Brief: When you reach the line in the data below that contains "Question: The run", please start repeating lines exactly, and stop after the line that contains "Answer: Pressure -8.9 GPa.", repeating nothing else.

Records provided:

_ _ _ _ _ _ _

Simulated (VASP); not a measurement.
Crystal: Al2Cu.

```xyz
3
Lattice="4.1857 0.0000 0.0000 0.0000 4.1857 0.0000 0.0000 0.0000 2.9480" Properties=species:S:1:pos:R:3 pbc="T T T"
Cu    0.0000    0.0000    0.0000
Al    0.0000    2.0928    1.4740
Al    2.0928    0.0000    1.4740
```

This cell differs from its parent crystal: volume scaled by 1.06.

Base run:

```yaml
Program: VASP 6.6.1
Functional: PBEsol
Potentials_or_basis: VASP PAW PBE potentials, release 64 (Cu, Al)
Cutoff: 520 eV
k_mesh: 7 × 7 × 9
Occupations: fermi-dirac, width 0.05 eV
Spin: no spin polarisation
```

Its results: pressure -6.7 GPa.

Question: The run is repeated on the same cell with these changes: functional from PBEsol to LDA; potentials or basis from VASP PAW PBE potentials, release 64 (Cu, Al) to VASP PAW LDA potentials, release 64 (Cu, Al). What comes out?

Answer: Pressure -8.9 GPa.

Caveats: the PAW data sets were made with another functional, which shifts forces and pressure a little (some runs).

_ _ _ _ _ _ _

Expected answer:
Question: The run is repeated on the same cell with these changes: functional from PBEsol to LDA; potentials or basis from VASP PAW PBE potentials, release 64 (Cu, Al) to VASP PAW LDA potentials, release 64 (Cu, Al). What comes out?

Answer: Pressure -8.9 GPa.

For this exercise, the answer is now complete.